▸ ASSIGNED TASK
Set down all of the records word for word.

▸ DATA SUPPLIED
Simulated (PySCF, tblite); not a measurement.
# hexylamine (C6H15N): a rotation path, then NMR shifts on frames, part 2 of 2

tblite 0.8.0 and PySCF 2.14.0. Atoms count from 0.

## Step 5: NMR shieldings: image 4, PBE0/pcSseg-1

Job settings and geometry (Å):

▸ RESPONSE BOX
Simulated (PySCF, tblite); not a measurement.
# hexylamine (C6H15N): a rotation path, then NMR shifts on frames, part 2 of 2

tblite 0.8.0 and PySCF 2.14.0. Atoms count from 0.

## Step 5: NMR shieldings: image 4, PBE0/pcSseg-1

Job settings and geometry (Å):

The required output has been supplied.